• [Work order]
Write out only the opening lines of the entries, through the line with "Two electrons in".

-.-.-
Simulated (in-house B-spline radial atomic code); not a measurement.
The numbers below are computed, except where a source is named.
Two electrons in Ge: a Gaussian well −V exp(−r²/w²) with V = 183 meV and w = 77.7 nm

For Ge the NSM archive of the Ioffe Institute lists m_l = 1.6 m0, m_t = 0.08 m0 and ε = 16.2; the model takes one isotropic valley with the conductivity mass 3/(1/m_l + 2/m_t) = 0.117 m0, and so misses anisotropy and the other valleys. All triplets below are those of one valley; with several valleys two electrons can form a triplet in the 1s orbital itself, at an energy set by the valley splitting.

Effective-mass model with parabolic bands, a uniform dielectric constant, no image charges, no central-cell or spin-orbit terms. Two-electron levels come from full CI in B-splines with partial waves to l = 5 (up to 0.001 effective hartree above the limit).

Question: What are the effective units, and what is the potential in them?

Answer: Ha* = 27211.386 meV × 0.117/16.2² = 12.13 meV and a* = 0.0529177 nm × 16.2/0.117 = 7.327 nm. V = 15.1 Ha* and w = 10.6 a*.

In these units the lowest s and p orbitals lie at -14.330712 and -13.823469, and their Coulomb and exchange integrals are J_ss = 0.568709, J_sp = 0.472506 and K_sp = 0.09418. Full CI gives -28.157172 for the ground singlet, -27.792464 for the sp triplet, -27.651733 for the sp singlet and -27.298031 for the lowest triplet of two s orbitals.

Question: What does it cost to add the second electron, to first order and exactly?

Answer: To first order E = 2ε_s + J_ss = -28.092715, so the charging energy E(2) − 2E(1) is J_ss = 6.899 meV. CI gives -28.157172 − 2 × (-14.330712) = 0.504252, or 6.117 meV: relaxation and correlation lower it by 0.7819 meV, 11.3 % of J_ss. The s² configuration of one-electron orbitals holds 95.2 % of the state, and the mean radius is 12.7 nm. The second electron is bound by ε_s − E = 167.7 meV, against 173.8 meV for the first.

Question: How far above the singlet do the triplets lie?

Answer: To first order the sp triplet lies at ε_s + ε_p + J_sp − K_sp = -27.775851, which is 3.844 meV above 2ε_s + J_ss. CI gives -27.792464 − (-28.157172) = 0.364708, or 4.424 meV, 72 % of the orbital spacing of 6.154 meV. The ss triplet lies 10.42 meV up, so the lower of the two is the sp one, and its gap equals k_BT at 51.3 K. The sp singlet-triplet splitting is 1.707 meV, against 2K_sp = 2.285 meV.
-.-.-

• [Written solution]
Simulated (in-house B-spline radial atomic code); not a measurement.
The numbers below are computed, except where a source is named.
Two electrons in Ge: a Gaussian well −V exp(−r²/w²) with V = 183 meV and w = 77.7 nm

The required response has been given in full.